--- Activity ---
Transcribe only the lines of the listing below from the one holding "A. screening of Σ1 on → off" through the one holding "C. scale of", inclusive, without any change.

———
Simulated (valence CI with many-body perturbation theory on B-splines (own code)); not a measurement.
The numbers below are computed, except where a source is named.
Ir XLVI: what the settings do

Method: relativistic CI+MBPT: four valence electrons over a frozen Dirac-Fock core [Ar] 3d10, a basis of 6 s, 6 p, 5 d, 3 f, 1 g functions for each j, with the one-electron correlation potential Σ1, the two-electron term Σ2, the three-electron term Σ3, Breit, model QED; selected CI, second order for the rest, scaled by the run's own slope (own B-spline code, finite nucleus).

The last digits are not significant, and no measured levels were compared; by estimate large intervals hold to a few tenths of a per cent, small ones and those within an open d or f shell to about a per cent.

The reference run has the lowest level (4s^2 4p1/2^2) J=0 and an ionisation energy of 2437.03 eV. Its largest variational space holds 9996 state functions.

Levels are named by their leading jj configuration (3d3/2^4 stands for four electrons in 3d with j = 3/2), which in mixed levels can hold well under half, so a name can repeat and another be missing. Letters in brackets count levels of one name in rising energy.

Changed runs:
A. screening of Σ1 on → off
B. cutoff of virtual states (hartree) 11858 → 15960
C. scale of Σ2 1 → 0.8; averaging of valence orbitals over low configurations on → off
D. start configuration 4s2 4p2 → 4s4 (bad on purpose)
———

--- Worked solution ---
A. screening of Σ1 on → off
B. cutoff of virtual states (hartree) 11858 → 15960
C. scale of Σ2 1 → 0.8; averaging of valence orbitals over low configurations on → off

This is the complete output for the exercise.